_ASSIGNMENT_:
Here the job is to return only the lines of the material, exactly, from the first one to the line with "Method of the".

Content starts

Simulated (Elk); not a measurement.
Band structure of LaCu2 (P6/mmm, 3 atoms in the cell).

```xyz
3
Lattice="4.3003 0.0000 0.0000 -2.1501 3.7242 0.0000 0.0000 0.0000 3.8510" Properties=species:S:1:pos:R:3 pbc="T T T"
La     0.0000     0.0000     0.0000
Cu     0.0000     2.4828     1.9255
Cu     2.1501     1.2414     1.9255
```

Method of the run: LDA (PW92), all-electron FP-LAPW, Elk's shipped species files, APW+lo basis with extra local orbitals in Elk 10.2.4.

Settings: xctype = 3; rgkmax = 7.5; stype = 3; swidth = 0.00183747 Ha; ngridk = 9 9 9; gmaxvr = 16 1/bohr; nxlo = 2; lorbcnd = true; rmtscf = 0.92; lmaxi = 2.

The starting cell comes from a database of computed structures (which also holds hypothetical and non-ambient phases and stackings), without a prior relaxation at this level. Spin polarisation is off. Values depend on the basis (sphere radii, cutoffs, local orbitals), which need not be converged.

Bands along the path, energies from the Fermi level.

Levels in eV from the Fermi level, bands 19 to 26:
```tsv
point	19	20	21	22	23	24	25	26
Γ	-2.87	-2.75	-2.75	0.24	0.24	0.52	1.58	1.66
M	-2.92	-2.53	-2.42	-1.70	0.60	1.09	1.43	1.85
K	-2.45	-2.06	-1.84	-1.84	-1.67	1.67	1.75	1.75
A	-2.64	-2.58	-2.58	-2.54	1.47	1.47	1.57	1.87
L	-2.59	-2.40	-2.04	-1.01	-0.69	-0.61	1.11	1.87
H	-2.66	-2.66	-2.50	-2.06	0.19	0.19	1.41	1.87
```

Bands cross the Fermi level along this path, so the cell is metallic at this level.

Content ends

_PROBLEM SOLUTION_:
Simulated (Elk); not a measurement.
Band structure of LaCu2 (P6/mmm, 3 atoms in the cell).

```xyz
3
Lattice="4.3003 0.0000 0.0000 -2.1501 3.7242 0.0000 0.0000 0.0000 3.8510" Properties=species:S:1:pos:R:3 pbc="T T T"
La     0.0000     0.0000     0.0000
Cu     0.0000     2.4828     1.9255
Cu     2.1501     1.2414     1.9255
```

Method of the run: LDA (PW92), all-electron FP-LAPW, Elk's shipped species files, APW+lo basis with extra local orbitals in Elk 10.2.4.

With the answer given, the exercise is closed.